_Data listing:_
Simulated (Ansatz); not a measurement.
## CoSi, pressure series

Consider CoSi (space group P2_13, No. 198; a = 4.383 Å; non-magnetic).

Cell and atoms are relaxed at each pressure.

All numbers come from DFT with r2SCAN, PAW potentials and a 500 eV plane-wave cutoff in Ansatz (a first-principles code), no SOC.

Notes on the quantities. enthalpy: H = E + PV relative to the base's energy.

_Requirement:_ Word for word, every record must be given again.

_Your response:_
Simulated (Ansatz); not a measurement.
## CoSi, pressure series

Consider CoSi (space group P2_13, No. 198; a = 4.383 Å; non-magnetic).

Cell and atoms are relaxed at each pressure.

All numbers come from DFT with r2SCAN, PAW potentials and a 500 eV plane-wave cutoff in Ansatz (a first-principles code), no SOC.

Notes on the quantities. enthalpy: H = E + PV relative to the base's energy.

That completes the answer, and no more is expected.